>>>>>

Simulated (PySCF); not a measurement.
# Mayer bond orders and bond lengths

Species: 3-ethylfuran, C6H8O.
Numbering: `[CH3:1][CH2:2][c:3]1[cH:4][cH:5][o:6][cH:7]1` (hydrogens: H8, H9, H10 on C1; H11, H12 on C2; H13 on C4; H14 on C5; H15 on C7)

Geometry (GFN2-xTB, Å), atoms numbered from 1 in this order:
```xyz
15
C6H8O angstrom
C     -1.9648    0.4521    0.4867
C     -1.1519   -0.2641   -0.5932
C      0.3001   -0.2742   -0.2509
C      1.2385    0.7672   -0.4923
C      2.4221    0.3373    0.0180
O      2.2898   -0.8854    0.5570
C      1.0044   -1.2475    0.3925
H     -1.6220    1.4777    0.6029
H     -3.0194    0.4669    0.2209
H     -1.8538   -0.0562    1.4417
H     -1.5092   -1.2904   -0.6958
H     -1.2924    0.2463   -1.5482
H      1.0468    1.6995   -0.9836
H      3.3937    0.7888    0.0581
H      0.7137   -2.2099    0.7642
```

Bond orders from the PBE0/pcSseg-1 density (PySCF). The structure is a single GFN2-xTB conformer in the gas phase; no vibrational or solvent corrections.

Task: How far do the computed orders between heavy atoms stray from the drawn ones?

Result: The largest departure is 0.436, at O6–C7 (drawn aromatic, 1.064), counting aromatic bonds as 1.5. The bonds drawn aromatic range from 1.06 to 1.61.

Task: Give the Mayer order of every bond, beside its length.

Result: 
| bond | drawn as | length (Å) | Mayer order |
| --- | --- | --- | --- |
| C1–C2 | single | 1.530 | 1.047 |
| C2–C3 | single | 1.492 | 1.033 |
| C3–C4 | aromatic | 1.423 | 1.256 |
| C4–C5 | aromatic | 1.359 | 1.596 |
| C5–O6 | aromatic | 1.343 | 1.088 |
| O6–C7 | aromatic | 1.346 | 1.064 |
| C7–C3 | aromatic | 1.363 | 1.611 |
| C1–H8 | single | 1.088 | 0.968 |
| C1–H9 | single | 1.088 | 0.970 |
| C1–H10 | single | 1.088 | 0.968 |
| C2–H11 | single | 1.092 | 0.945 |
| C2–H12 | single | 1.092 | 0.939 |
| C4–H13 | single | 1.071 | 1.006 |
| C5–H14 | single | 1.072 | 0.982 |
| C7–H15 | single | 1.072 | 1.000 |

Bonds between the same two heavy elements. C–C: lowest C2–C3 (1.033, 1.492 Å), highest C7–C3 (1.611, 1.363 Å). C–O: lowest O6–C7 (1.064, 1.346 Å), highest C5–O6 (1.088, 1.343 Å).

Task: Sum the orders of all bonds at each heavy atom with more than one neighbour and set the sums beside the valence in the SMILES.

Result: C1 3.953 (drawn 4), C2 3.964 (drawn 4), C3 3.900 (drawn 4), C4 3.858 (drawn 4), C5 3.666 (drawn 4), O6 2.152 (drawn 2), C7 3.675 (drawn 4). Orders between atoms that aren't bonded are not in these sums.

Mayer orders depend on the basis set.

<<<<<

◆ Activity
Output, from the data above, the lines from the line with "1.492 | 1.033 |" to the line with "Bonds between the" exactly as they stand, both ends included and nothing else.

◆ Task result
| C2–C3 | single | 1.492 | 1.033 |
| C3–C4 | aromatic | 1.423 | 1.256 |
| C4–C5 | aromatic | 1.359 | 1.596 |
| C5–O6 | aromatic | 1.343 | 1.088 |
| O6–C7 | aromatic | 1.346 | 1.064 |
| C7–C3 | aromatic | 1.363 | 1.611 |
| C1–H8 | single | 1.088 | 0.968 |
| C1–H9 | single | 1.088 | 0.970 |
| C1–H10 | single | 1.088 | 0.968 |
| C2–H11 | single | 1.092 | 0.945 |
| C2–H12 | single | 1.092 | 0.939 |
| C4–H13 | single | 1.071 | 1.006 |
| C5–H14 | single | 1.072 | 0.982 |
| C7–H15 | single | 1.072 | 1.000 |

Bonds between the same two heavy elements. C–C: lowest C2–C3 (1.033, 1.492 Å), highest C7–C3 (1.611, 1.363 Å). C–O: lowest O6–C7 (1.064, 1.346 Å), highest C5–O6 (1.088, 1.343 Å).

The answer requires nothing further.